- **Assignment**: Word for word, please restate the lines from the beginning of the data through the line in which "Values along the" appears.

>>

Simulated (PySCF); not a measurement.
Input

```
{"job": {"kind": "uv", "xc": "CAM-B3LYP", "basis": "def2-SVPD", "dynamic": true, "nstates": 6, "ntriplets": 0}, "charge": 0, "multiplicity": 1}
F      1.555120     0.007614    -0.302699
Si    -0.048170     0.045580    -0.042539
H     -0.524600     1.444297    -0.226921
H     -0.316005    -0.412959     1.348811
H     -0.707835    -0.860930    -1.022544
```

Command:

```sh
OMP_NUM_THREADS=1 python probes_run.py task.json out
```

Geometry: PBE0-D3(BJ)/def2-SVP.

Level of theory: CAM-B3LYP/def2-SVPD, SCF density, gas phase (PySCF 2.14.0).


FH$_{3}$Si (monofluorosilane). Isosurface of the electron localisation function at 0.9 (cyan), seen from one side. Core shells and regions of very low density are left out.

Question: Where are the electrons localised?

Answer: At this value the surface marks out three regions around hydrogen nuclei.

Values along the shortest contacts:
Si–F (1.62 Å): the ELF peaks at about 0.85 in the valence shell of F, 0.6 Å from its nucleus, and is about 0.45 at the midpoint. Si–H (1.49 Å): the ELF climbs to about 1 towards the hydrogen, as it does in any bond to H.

<<

- **Task solution**:
Simulated (PySCF); not a measurement.
Input

```
{"job": {"kind": "uv", "xc": "CAM-B3LYP", "basis": "def2-SVPD", "dynamic": true, "nstates": 6, "ntriplets": 0}, "charge": 0, "multiplicity": 1}
F      1.555120     0.007614    -0.302699
Si    -0.048170     0.045580    -0.042539
H     -0.524600     1.444297    -0.226921
H     -0.316005    -0.412959     1.348811
H     -0.707835    -0.860930    -1.022544
```

Command:

```sh
OMP_NUM_THREADS=1 python probes_run.py task.json out
```

Geometry: PBE0-D3(BJ)/def2-SVP.

Level of theory: CAM-B3LYP/def2-SVPD, SCF density, gas phase (PySCF 2.14.0).


FH$_{3}$Si (monofluorosilane). Isosurface of the electron localisation function at 0.9 (cyan), seen from one side. Core shells and regions of very low density are left out.

Question: Where are the electrons localised?

Answer: At this value the surface marks out three regions around hydrogen nuclei.

Values along the shortest contacts:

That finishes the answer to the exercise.